**Work instruction**
Look at the entries below and restate word for word the lines from the first through the one that has "So far, highest".

**Data listing**
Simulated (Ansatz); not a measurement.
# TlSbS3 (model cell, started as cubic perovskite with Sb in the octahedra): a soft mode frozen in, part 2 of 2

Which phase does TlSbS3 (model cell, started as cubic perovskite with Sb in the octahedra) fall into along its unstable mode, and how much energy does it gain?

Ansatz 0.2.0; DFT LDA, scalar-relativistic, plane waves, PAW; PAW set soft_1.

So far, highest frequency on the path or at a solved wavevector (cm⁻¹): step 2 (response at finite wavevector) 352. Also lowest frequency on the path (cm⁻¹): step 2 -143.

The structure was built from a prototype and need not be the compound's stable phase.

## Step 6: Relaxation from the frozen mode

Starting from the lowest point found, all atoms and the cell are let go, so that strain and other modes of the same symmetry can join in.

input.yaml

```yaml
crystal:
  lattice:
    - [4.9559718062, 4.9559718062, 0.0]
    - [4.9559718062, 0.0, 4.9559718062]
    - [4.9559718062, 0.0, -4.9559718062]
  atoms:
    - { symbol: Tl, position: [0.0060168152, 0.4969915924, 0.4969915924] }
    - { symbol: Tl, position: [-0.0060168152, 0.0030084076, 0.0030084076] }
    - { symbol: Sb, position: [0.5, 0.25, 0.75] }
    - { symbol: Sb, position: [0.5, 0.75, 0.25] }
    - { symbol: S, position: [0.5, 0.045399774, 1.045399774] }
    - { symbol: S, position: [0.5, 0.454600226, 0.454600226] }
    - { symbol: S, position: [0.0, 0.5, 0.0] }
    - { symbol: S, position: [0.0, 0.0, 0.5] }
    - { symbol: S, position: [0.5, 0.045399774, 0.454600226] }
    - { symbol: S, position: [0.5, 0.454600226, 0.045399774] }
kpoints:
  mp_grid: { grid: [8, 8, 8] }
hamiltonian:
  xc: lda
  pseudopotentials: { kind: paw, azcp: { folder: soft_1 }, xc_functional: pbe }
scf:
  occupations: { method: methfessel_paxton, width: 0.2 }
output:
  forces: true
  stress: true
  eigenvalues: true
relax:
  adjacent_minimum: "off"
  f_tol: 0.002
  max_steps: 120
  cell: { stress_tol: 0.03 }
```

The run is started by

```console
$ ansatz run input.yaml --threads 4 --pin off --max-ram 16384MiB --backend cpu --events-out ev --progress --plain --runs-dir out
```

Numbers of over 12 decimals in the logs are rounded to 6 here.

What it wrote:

**Your solution**
Simulated (Ansatz); not a measurement.
# TlSbS3 (model cell, started as cubic perovskite with Sb in the octahedra): a soft mode frozen in, part 2 of 2

Which phase does TlSbS3 (model cell, started as cubic perovskite with Sb in the octahedra) fall into along its unstable mode, and how much energy does it gain?

Ansatz 0.2.0; DFT LDA, scalar-relativistic, plane waves, PAW; PAW set soft_1.

So far, highest frequency on the path or at a solved wavevector (cm⁻¹): step 2 (response at finite wavevector) 352. Also lowest frequency on the path (cm⁻¹): step 2 -143.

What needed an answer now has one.